··········
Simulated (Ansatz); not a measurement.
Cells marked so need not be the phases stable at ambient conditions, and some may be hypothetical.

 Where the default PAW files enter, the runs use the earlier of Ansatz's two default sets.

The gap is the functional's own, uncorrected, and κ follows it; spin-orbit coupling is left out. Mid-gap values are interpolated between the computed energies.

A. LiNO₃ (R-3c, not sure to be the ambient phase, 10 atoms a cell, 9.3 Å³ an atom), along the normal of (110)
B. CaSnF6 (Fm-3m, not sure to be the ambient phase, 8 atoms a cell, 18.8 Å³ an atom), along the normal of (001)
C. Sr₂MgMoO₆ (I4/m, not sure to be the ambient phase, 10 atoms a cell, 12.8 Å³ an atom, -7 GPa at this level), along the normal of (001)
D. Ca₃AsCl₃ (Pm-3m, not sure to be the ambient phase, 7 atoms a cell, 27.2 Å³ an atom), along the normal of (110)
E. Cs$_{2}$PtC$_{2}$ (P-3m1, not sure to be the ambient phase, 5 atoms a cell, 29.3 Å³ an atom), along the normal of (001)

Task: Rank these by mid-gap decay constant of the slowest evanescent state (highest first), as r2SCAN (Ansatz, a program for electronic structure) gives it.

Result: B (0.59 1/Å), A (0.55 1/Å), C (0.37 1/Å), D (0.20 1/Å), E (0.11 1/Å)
··········

- Exercise -
Copy each line of the material exactly as written.

- Answer space -
Simulated (Ansatz); not a measurement.
Cells marked so need not be the phases stable at ambient conditions, and some may be hypothetical.

 Where the default PAW files enter, the runs use the earlier of Ansatz's two default sets.

The gap is the functional's own, uncorrected, and κ follows it; spin-orbit coupling is left out. Mid-gap values are interpolated between the computed energies.

A. LiNO₃ (R-3c, not sure to be the ambient phase, 10 atoms a cell, 9.3 Å³ an atom), along the normal of (110)
B. CaSnF6 (Fm-3m, not sure to be the ambient phase, 8 atoms a cell, 18.8 Å³ an atom), along the normal of (001)
C. Sr₂MgMoO₆ (I4/m, not sure to be the ambient phase, 10 atoms a cell, 12.8 Å³ an atom, -7 GPa at this level), along the normal of (001)
D. Ca₃AsCl₃ (Pm-3m, not sure to be the ambient phase, 7 atoms a cell, 27.2 Å³ an atom), along the normal of (110)
E. Cs$_{2}$PtC$_{2}$ (P-3m1, not sure to be the ambient phase, 5 atoms a cell, 29.3 Å³ an atom), along the normal of (001)

Task: Rank these by mid-gap decay constant of the slowest evanescent state (highest first), as r2SCAN (Ansatz, a program for electronic structure) gives it.

Result: B (0.59 1/Å), A (0.55 1/Å), C (0.37 1/Å), D (0.20 1/Å), E (0.11 1/Å)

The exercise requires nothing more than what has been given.